**Requirement**:
Please write out the listing exactly, with nothing altered.

= Beginning of Section =

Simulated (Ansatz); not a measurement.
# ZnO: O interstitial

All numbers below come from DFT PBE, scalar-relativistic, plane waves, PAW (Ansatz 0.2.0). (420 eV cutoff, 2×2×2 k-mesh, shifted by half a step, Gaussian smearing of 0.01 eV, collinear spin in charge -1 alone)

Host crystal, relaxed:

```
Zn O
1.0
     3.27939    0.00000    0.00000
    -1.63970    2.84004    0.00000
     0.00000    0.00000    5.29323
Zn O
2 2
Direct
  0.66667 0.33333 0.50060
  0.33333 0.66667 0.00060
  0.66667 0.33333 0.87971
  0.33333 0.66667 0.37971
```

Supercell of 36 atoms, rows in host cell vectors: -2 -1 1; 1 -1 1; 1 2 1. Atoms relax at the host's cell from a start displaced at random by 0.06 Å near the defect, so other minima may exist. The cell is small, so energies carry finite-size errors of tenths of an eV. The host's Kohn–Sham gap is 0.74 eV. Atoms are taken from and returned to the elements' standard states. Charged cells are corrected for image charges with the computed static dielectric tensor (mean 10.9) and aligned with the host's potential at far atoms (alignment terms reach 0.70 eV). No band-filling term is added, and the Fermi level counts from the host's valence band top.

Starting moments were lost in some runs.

= End of Section =

**Written answer**:
Simulated (Ansatz); not a measurement.
# ZnO: O interstitial

All numbers below come from DFT PBE, scalar-relativistic, plane waves, PAW (Ansatz 0.2.0). (420 eV cutoff, 2×2×2 k-mesh, shifted by half a step, Gaussian smearing of 0.01 eV, collinear spin in charge -1 alone)

Host crystal, relaxed:

```
Zn O
1.0
     3.27939    0.00000    0.00000
    -1.63970    2.84004    0.00000
     0.00000    0.00000    5.29323
Zn O
2 2
Direct
  0.66667 0.33333 0.50060
  0.33333 0.66667 0.00060
  0.66667 0.33333 0.87971
  0.33333 0.66667 0.37971
```

Supercell of 36 atoms, rows in host cell vectors: -2 -1 1; 1 -1 1; 1 2 1. Atoms relax at the host's cell from a start displaced at random by 0.06 Å near the defect, so other minima may exist. The cell is small, so energies carry finite-size errors of tenths of an eV. The host's Kohn–Sham gap is 0.74 eV. Atoms are taken from and returned to the elements' standard states. Charged cells are corrected for image charges with the computed static dielectric tensor (mean 10.9) and aligned with the host's potential at far atoms (alignment terms reach 0.70 eV). No band-filling term is added, and the Fermi level counts from the host's valence band top.

Starting moments were lost in some runs.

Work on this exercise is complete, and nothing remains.